Extracted information:
#####
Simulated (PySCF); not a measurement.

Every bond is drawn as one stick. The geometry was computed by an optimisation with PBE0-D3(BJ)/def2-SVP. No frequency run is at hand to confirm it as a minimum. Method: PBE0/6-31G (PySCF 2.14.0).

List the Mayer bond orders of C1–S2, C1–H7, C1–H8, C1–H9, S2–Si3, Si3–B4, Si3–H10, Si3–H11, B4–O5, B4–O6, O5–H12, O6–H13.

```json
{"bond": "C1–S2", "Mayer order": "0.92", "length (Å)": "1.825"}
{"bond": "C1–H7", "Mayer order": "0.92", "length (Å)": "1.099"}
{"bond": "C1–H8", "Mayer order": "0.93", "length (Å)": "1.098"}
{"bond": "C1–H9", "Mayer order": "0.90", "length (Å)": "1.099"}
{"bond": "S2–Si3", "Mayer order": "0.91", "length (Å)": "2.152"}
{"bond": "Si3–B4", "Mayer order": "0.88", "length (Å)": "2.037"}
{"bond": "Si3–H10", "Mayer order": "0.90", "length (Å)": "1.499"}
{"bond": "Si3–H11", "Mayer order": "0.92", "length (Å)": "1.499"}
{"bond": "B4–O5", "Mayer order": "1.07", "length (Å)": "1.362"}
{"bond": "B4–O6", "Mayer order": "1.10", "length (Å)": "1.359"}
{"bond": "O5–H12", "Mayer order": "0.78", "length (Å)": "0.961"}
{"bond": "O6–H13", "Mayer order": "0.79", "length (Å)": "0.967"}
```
#####

Your answer must be an exact transcription of every record above.

Simulated (PySCF); not a measurement.

Every bond is drawn as one stick. The geometry was computed by an optimisation with PBE0-D3(BJ)/def2-SVP. No frequency run is at hand to confirm it as a minimum. Method: PBE0/6-31G (PySCF 2.14.0).

List the Mayer bond orders of C1–S2, C1–H7, C1–H8, C1–H9, S2–Si3, Si3–B4, Si3–H10, Si3–H11, B4–O5, B4–O6, O5–H12, O6–H13.

```json
{"bond": "C1–S2", "Mayer order": "0.92", "length (Å)": "1.825"}
{"bond": "C1–H7", "Mayer order": "0.92", "length (Å)": "1.099"}
{"bond": "C1–H8", "Mayer order": "0.93", "length (Å)": "1.098"}
{"bond": "C1–H9", "Mayer order": "0.90", "length (Å)": "1.099"}
{"bond": "S2–Si3", "Mayer order": "0.91", "length (Å)": "2.152"}
{"bond": "Si3–B4", "Mayer order": "0.88", "length (Å)": "2.037"}
{"bond": "Si3–H10", "Mayer order": "0.90", "length (Å)": "1.499"}
{"bond": "Si3–H11", "Mayer order": "0.92", "length (Å)": "1.499"}
{"bond": "B4–O5", "Mayer order": "1.07", "length (Å)": "1.362"}
{"bond": "B4–O6", "Mayer order": "1.10", "length (Å)": "1.359"}
{"bond": "O5–H12", "Mayer order": "0.78", "length (Å)": "0.961"}
{"bond": "O6–H13", "Mayer order": "0.79", "length (Å)": "0.967"}
```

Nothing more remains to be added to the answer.